======== Data listing ========
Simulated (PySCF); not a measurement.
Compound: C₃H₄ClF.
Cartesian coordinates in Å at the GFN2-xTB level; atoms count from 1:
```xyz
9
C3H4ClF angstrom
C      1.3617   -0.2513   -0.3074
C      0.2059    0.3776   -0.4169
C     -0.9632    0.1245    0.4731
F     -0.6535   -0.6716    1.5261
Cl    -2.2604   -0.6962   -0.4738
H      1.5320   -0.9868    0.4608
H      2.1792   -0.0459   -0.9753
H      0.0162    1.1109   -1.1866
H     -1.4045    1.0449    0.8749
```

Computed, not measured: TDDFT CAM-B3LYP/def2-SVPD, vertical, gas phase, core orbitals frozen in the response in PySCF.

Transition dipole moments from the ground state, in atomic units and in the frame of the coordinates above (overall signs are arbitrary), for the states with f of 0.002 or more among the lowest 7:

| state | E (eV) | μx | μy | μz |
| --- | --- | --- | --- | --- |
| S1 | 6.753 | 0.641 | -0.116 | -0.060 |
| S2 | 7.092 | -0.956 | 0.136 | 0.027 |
========

- Work request
Could you set down, exactly as written, the lines above between the one holding "Cartesian coordinates in" and the one holding "-0.116 | -0.060 |", inclusive, and nothing more?

- Result
Cartesian coordinates in Å at the GFN2-xTB level; atoms count from 1:
```xyz
9
C3H4ClF angstrom
C      1.3617   -0.2513   -0.3074
C      0.2059    0.3776   -0.4169
C     -0.9632    0.1245    0.4731
F     -0.6535   -0.6716    1.5261
Cl    -2.2604   -0.6962   -0.4738
H      1.5320   -0.9868    0.4608
H      2.1792   -0.0459   -0.9753
H      0.0162    1.1109   -1.1866
H     -1.4045    1.0449    0.8749
```

Computed, not measured: TDDFT CAM-B3LYP/def2-SVPD, vertical, gas phase, core orbitals frozen in the response in PySCF.

Transition dipole moments from the ground state, in atomic units and in the frame of the coordinates above (overall signs are arbitrary), for the states with f of 0.002 or more among the lowest 7:

| state | E (eV) | μx | μy | μz |
| --- | --- | --- | --- | --- |
| S1 | 6.753 | 0.641 | -0.116 | -0.060 |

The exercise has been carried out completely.